────────────────────

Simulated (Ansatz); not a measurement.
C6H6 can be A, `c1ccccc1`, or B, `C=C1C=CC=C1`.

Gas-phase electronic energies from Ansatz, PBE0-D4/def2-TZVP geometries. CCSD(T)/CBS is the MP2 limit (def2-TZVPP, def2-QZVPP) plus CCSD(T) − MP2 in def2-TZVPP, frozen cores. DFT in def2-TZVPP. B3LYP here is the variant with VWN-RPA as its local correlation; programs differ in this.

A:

────────────────────

**ASSIGNMENT**
Please return every line of the listing exactly.

**TASK SOLUTION**
Simulated (Ansatz); not a measurement.
C6H6 can be A, `c1ccccc1`, or B, `C=C1C=CC=C1`.

Gas-phase electronic energies from Ansatz, PBE0-D4/def2-TZVP geometries. CCSD(T)/CBS is the MP2 limit (def2-TZVPP, def2-QZVPP) plus CCSD(T) − MP2 in def2-TZVPP, frozen cores. DFT in def2-TZVPP. B3LYP here is the variant with VWN-RPA as its local correlation; programs differ in this.

A:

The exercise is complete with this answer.